ACTIVITY:
Look at the entries below and restate word for word the lines from the first through the one that has "Tm³⁺ (4f12) in a crystal field".

-- DATA UNDER STUDY follows --

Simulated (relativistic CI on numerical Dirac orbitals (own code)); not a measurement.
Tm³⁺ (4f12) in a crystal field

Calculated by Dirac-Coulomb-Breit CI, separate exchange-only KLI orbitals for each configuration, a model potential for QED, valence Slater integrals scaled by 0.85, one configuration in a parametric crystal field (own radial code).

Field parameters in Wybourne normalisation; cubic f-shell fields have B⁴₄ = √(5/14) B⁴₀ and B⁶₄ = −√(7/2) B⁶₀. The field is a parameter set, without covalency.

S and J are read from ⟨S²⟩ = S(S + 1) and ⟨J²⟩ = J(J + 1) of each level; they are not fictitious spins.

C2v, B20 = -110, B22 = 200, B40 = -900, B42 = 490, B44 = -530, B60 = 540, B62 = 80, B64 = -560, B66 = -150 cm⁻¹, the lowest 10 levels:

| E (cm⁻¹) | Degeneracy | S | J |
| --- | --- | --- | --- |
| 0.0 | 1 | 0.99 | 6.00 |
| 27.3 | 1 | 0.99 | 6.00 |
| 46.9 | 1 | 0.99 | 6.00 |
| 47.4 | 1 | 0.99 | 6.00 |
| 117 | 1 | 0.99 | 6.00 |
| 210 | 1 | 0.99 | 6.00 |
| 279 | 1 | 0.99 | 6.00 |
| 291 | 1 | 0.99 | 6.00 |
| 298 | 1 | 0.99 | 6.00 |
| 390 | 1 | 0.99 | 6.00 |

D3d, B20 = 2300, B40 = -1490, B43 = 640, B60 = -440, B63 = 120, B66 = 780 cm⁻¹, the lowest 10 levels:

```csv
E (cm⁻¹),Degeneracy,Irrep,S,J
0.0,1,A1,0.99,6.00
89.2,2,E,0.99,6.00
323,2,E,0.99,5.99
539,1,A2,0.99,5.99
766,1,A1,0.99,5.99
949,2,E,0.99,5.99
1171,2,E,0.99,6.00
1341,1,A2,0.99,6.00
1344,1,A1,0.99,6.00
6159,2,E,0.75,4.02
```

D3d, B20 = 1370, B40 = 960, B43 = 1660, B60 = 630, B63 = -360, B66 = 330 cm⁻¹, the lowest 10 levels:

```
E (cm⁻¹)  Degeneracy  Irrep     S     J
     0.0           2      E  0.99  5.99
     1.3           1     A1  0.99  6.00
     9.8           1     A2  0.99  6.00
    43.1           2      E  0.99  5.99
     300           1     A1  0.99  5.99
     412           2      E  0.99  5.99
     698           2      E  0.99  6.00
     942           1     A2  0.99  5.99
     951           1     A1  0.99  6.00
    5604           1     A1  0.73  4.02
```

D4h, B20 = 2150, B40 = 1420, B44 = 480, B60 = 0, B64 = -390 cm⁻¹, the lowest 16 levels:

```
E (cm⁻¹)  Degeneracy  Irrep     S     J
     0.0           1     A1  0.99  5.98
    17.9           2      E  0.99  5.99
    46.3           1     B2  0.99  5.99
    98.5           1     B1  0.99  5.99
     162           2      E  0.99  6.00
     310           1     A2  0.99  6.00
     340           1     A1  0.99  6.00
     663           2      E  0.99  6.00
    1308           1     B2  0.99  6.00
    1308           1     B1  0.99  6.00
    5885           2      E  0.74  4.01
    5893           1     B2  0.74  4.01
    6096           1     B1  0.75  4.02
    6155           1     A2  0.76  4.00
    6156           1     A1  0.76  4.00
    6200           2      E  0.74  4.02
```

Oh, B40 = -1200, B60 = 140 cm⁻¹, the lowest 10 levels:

-- DATA UNDER STUDY concluded --

ANSWER AREA:
Simulated (relativistic CI on numerical Dirac orbitals (own code)); not a measurement.
Tm³⁺ (4f12) in a crystal field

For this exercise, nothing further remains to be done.